Please restate exactly what appears in the records below from the first line to the line where "Potentials or basis: VASP" is, that line included.

> **RAW DATA**:
--- START ---
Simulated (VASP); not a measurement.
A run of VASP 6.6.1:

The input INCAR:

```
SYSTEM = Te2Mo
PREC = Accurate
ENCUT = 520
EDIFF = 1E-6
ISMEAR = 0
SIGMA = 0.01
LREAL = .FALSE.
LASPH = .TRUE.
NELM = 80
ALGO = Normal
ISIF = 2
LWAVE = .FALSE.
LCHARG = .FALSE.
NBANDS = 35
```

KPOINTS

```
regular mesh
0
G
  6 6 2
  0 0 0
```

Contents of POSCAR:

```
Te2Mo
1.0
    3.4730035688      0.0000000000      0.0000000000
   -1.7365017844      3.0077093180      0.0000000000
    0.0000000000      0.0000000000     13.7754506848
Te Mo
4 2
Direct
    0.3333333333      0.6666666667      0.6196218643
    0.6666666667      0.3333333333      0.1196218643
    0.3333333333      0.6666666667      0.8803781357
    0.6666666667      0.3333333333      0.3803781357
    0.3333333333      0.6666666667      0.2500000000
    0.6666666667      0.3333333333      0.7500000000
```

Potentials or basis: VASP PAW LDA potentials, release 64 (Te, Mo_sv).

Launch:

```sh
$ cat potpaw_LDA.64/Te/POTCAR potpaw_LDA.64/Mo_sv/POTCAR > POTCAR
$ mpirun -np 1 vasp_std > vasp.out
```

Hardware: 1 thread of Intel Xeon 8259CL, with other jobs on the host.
--- END ---

> **TASK SOLUTION**:
Simulated (VASP); not a measurement.
A run of VASP 6.6.1:

The input INCAR:

```
SYSTEM = Te2Mo
PREC = Accurate
ENCUT = 520
EDIFF = 1E-6
ISMEAR = 0
SIGMA = 0.01
LREAL = .FALSE.
LASPH = .TRUE.
NELM = 80
ALGO = Normal
ISIF = 2
LWAVE = .FALSE.
LCHARG = .FALSE.
NBANDS = 35
```

KPOINTS

```
regular mesh
0
G
  6 6 2
  0 0 0
```

Contents of POSCAR:

```
Te2Mo
1.0
    3.4730035688      0.0000000000      0.0000000000
   -1.7365017844      3.0077093180      0.0000000000
    0.0000000000      0.0000000000     13.7754506848
Te Mo
4 2
Direct
    0.3333333333      0.6666666667      0.6196218643
    0.6666666667      0.3333333333      0.1196218643
    0.3333333333      0.6666666667      0.8803781357
    0.6666666667      0.3333333333      0.3803781357
    0.3333333333      0.6666666667      0.2500000000
    0.6666666667      0.3333333333      0.7500000000
```

Potentials or basis: VASP PAW LDA potentials, release 64 (Te, Mo_sv).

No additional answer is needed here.